Material supplied Start Marker

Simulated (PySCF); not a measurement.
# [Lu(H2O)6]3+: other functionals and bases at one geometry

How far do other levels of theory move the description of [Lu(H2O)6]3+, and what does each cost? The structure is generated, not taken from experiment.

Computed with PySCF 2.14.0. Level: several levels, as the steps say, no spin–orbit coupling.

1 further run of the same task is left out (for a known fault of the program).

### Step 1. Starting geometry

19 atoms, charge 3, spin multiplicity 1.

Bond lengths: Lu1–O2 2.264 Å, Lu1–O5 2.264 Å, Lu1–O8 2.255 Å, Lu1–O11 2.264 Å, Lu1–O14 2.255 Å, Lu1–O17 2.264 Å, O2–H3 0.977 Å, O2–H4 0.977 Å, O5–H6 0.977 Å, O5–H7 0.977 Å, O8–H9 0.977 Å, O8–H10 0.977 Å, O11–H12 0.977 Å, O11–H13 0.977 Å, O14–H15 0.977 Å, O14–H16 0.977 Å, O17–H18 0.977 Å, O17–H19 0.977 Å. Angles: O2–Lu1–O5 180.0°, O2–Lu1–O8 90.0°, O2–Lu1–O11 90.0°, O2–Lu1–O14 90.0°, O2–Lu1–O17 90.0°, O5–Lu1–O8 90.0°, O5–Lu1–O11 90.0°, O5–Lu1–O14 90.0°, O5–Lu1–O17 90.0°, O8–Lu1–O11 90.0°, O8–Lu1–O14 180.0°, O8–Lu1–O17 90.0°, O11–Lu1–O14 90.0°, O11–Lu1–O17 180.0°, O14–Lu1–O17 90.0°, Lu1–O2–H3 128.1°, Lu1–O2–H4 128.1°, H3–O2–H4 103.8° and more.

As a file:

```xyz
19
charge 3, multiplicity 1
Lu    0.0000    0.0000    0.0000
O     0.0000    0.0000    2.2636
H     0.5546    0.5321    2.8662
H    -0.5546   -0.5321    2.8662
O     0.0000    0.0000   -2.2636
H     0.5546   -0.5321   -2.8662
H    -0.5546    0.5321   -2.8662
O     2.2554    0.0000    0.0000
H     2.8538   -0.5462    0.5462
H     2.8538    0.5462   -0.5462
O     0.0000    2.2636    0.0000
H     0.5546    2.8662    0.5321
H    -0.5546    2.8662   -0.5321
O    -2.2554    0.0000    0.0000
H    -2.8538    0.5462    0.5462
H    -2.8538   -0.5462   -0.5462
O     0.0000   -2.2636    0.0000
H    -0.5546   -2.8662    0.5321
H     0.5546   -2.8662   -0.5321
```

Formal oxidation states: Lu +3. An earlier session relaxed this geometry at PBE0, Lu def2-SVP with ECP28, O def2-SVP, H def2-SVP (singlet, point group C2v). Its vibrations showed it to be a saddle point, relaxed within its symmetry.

Material supplied End Marker

• _Brief_
Reprint the data above from the opening line to the line holding "19 atoms, charge 3, spin multiplicity 1.", inclusive, and nothing else.

• _Result_
Simulated (PySCF); not a measurement.
# [Lu(H2O)6]3+: other functionals and bases at one geometry

How far do other levels of theory move the description of [Lu(H2O)6]3+, and what does each cost? The structure is generated, not taken from experiment.

Computed with PySCF 2.14.0. Level: several levels, as the steps say, no spin–orbit coupling.

1 further run of the same task is left out (for a known fault of the program).

### Step 1. Starting geometry

19 atoms, charge 3, spin multiplicity 1.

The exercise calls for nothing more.